Work task: Retyping all the entries exactly is the whole task.

Supplied data:
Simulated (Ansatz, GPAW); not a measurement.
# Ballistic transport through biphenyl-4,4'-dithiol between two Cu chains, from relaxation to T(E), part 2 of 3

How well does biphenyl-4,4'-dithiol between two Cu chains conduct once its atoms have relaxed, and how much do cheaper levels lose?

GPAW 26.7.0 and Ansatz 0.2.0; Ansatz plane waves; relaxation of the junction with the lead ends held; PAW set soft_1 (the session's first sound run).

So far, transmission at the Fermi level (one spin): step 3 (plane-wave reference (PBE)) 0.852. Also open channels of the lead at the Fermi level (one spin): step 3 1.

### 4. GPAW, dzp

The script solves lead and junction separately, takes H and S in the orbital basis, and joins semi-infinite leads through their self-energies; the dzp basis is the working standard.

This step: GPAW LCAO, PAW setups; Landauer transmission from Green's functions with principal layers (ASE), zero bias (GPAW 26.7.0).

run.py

Response box:
Simulated (Ansatz, GPAW); not a measurement.
# Ballistic transport through biphenyl-4,4'-dithiol between two Cu chains, from relaxation to T(E), part 2 of 3

How well does biphenyl-4,4'-dithiol between two Cu chains conduct once its atoms have relaxed, and how much do cheaper levels lose?

GPAW 26.7.0 and Ansatz 0.2.0; Ansatz plane waves; relaxation of the junction with the lead ends held; PAW set soft_1 (the session's first sound run).

So far, transmission at the Fermi level (one spin): step 3 (plane-wave reference (PBE)) 0.852. Also open channels of the lead at the Fermi level (one spin): step 3 1.

### 4. GPAW, dzp

The script solves lead and junction separately, takes H and S in the orbital basis, and joins semi-infinite leads through their self-energies; the dzp basis is the working standard.

This step: GPAW LCAO, PAW setups; Landauer transmission from Green's functions with principal layers (ASE), zero bias (GPAW 26.7.0).

run.py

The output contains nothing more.